*** Opening of Data ***

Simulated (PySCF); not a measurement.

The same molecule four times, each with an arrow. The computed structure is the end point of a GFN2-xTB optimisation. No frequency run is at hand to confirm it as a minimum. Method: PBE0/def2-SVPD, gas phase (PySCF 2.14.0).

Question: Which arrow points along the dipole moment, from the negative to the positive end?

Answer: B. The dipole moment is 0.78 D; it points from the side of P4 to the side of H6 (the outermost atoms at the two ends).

*** Close of Data ***

Brief - Set all of the entries down again, exactly as they were given.

Solution -
Simulated (PySCF); not a measurement.

The same molecule four times, each with an arrow. The computed structure is the end point of a GFN2-xTB optimisation. No frequency run is at hand to confirm it as a minimum. Method: PBE0/def2-SVPD, gas phase (PySCF 2.14.0).

Question: Which arrow points along the dipole moment, from the negative to the positive end?

Answer: B. The dipole moment is 0.78 D; it points from the side of P4 to the side of H6 (the outermost atoms at the two ends).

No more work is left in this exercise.